++++

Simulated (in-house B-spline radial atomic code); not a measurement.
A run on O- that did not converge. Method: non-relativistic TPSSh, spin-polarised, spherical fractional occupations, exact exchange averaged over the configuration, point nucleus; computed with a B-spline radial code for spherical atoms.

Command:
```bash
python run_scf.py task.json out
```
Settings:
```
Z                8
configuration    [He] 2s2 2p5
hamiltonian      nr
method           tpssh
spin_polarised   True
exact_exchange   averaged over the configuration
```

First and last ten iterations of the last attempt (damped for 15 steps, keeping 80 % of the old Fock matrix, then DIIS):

++++

**REQUIREMENT**. All the records, from start to finish, are to be repeated exactly.

**TASK OUTPUT**.
Simulated (in-house B-spline radial atomic code); not a measurement.
A run on O- that did not converge. Method: non-relativistic TPSSh, spin-polarised, spherical fractional occupations, exact exchange averaged over the configuration, point nucleus; computed with a B-spline radial code for spherical atoms.

Command:
```bash
python run_scf.py task.json out
```
Settings:
```
Z                8
configuration    [He] 2s2 2p5
hamiltonian      nr
method           tpssh
spin_polarised   True
exact_exchange   averaged over the configuration
```

First and last ten iterations of the last attempt (damped for 15 steps, keeping 80 % of the old Fock matrix, then DIIS):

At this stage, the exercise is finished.